LISTED RECORDS =
# # # #
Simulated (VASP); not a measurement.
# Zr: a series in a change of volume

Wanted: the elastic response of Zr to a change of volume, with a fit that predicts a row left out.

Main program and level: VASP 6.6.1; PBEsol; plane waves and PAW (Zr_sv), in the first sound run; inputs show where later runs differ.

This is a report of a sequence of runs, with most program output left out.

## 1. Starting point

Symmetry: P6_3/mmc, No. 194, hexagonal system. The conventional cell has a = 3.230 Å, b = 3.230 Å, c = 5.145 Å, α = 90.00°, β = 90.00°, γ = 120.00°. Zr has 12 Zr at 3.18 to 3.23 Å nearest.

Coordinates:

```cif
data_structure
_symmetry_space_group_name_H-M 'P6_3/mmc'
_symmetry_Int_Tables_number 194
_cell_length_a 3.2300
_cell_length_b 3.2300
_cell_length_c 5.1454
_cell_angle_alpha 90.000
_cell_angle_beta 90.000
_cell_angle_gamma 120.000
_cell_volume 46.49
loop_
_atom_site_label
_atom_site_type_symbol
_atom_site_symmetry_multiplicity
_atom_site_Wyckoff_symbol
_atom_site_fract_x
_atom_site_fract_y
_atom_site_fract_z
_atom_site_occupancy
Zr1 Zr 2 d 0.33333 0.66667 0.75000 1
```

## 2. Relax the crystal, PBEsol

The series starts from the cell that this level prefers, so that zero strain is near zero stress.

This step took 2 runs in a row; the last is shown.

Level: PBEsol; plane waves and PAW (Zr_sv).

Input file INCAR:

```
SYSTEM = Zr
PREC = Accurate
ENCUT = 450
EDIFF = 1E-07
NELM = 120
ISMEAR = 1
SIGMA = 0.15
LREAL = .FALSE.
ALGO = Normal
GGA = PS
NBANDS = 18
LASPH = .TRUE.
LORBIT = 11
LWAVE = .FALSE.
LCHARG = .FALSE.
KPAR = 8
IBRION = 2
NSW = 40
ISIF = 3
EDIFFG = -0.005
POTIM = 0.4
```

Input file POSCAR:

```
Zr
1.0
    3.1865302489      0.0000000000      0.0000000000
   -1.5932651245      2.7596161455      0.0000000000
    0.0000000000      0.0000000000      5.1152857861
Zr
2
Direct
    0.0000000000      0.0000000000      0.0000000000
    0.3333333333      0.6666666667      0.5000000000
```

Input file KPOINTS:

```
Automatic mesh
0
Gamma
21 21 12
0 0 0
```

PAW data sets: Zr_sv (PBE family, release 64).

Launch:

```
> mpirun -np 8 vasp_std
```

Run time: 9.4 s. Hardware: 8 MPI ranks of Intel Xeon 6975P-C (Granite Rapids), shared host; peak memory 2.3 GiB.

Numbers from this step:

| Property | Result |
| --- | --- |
# # # #

Give an exact copy of the lines above from the line with "Run time: 9.4" up to and including the line with "Property | Result |", and leave everything else out.

Run time: 9.4 s. Hardware: 8 MPI ranks of Intel Xeon 6975P-C (Granite Rapids), shared host; peak memory 2.3 GiB.

Numbers from this step:

| Property | Result |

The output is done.